Start of Source information

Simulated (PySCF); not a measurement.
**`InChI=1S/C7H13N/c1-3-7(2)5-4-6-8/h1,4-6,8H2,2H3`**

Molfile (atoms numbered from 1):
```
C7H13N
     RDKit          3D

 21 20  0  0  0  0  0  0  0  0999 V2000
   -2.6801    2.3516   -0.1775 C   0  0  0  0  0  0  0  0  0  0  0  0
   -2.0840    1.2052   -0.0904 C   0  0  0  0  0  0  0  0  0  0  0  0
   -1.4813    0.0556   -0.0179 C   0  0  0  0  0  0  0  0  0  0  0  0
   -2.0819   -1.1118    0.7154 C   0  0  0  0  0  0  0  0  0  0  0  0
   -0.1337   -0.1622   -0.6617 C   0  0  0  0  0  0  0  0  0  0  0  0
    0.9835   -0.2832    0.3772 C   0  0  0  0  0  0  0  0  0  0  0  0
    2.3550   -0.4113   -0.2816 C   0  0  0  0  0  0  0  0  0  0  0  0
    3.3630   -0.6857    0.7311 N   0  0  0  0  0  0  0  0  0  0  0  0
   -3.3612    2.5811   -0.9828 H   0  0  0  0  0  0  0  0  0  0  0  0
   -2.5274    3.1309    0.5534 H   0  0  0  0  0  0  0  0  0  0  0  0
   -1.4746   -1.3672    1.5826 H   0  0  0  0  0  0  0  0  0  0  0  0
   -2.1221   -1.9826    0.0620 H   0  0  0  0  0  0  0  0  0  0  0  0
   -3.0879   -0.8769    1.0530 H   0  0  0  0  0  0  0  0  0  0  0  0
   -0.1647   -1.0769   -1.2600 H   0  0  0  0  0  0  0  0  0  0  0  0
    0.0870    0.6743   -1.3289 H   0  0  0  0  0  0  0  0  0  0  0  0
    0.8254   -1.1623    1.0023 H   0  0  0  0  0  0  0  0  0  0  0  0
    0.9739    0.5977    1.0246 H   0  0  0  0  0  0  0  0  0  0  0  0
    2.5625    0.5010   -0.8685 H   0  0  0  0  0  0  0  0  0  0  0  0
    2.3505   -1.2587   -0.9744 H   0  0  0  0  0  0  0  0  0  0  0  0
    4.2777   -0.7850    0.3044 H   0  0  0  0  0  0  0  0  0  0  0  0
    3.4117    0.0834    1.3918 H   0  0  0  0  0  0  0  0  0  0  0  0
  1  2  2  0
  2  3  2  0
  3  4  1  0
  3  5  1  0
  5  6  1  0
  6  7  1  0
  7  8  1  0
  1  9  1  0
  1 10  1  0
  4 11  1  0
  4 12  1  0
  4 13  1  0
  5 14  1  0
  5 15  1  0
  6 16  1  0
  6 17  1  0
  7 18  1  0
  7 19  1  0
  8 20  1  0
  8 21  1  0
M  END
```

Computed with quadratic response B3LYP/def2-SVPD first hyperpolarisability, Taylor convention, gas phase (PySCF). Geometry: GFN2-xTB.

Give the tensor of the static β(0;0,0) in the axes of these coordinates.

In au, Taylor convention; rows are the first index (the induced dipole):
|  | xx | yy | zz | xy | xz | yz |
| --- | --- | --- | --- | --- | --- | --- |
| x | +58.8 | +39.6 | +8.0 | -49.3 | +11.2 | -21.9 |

End of Source information

**Activity:** Print only the lines that run from the start of the listing to the line bearing "Give the tensor"; please keep the first line and that last one, exactly as they appear.

**Written solution:**
Simulated (PySCF); not a measurement.
**`InChI=1S/C7H13N/c1-3-7(2)5-4-6-8/h1,4-6,8H2,2H3`**

Molfile (atoms numbered from 1):
```
C7H13N
     RDKit          3D

 21 20  0  0  0  0  0  0  0  0999 V2000
   -2.6801    2.3516   -0.1775 C   0  0  0  0  0  0  0  0  0  0  0  0
   -2.0840    1.2052   -0.0904 C   0  0  0  0  0  0  0  0  0  0  0  0
   -1.4813    0.0556   -0.0179 C   0  0  0  0  0  0  0  0  0  0  0  0
   -2.0819   -1.1118    0.7154 C   0  0  0  0  0  0  0  0  0  0  0  0
   -0.1337   -0.1622   -0.6617 C   0  0  0  0  0  0  0  0  0  0  0  0
    0.9835   -0.2832    0.3772 C   0  0  0  0  0  0  0  0  0  0  0  0
    2.3550   -0.4113   -0.2816 C   0  0  0  0  0  0  0  0  0  0  0  0
    3.3630   -0.6857    0.7311 N   0  0  0  0  0  0  0  0  0  0  0  0
   -3.3612    2.5811   -0.9828 H   0  0  0  0  0  0  0  0  0  0  0  0
   -2.5274    3.1309    0.5534 H   0  0  0  0  0  0  0  0  0  0  0  0
   -1.4746   -1.3672    1.5826 H   0  0  0  0  0  0  0  0  0  0  0  0
   -2.1221   -1.9826    0.0620 H   0  0  0  0  0  0  0  0  0  0  0  0
   -3.0879   -0.8769    1.0530 H   0  0  0  0  0  0  0  0  0  0  0  0
   -0.1647   -1.0769   -1.2600 H   0  0  0  0  0  0  0  0  0  0  0  0
    0.0870    0.6743   -1.3289 H   0  0  0  0  0  0  0  0  0  0  0  0
    0.8254   -1.1623    1.0023 H   0  0  0  0  0  0  0  0  0  0  0  0
    0.9739    0.5977    1.0246 H   0  0  0  0  0  0  0  0  0  0  0  0
    2.5625    0.5010   -0.8685 H   0  0  0  0  0  0  0  0  0  0  0  0
    2.3505   -1.2587   -0.9744 H   0  0  0  0  0  0  0  0  0  0  0  0
    4.2777   -0.7850    0.3044 H   0  0  0  0  0  0  0  0  0  0  0  0
    3.4117    0.0834    1.3918 H   0  0  0  0  0  0  0  0  0  0  0  0
  1  2  2  0
  2  3  2  0
  3  4  1  0
  3  5  1  0
  5  6  1  0
  6  7  1  0
  7  8  1  0
  1  9  1  0
  1 10  1  0
  4 11  1  0
  4 12  1  0
  4 13  1  0
  5 14  1  0
  5 15  1  0
  6 16  1  0
  6 17  1  0
  7 18  1  0
  7 19  1  0
  8 20  1  0
  8 21  1  0
M  END
```

Computed with quadratic response B3LYP/def2-SVPD first hyperpolarisability, Taylor convention, gas phase (PySCF). Geometry: GFN2-xTB.

Give the tensor of the static β(0;0,0) in the axes of these coordinates.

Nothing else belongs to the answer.